Task item —
Each entry must be restated word for word, with nothing omitted.

Extracted entries —
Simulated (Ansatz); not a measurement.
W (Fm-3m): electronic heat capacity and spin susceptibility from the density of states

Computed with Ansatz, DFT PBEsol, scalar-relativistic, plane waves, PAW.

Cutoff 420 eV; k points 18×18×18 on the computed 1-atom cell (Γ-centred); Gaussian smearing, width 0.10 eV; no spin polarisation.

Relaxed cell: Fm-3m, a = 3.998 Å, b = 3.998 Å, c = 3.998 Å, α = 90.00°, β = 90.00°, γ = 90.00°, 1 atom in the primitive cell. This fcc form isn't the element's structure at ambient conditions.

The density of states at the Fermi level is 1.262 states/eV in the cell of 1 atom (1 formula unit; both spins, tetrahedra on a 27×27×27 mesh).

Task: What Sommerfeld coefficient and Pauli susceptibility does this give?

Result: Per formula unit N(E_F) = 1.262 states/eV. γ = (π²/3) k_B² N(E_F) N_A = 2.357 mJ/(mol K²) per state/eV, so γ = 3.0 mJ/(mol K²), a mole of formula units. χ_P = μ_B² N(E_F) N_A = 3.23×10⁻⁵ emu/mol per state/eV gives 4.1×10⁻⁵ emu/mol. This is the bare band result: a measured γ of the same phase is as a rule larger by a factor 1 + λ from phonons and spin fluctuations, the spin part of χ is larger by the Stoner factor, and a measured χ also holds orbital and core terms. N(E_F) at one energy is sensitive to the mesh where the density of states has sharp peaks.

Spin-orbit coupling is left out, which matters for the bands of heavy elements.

Task response —
Simulated (Ansatz); not a measurement.
W (Fm-3m): electronic heat capacity and spin susceptibility from the density of states

Computed with Ansatz, DFT PBEsol, scalar-relativistic, plane waves, PAW.

Cutoff 420 eV; k points 18×18×18 on the computed 1-atom cell (Γ-centred); Gaussian smearing, width 0.10 eV; no spin polarisation.

Relaxed cell: Fm-3m, a = 3.998 Å, b = 3.998 Å, c = 3.998 Å, α = 90.00°, β = 90.00°, γ = 90.00°, 1 atom in the primitive cell. This fcc form isn't the element's structure at ambient conditions.

The density of states at the Fermi level is 1.262 states/eV in the cell of 1 atom (1 formula unit; both spins, tetrahedra on a 27×27×27 mesh).

Task: What Sommerfeld coefficient and Pauli susceptibility does this give?

Result: Per formula unit N(E_F) = 1.262 states/eV. γ = (π²/3) k_B² N(E_F) N_A = 2.357 mJ/(mol K²) per state/eV, so γ = 3.0 mJ/(mol K²), a mole of formula units. χ_P = μ_B² N(E_F) N_A = 3.23×10⁻⁵ emu/mol per state/eV gives 4.1×10⁻⁵ emu/mol. This is the bare band result: a measured γ of the same phase is as a rule larger by a factor 1 + λ from phonons and spin fluctuations, the spin part of χ is larger by the Stoner factor, and a measured χ also holds orbital and core terms. N(E_F) at one energy is sensitive to the mesh where the density of states has sharp peaks.

Spin-orbit coupling is left out, which matters for the bands of heavy elements.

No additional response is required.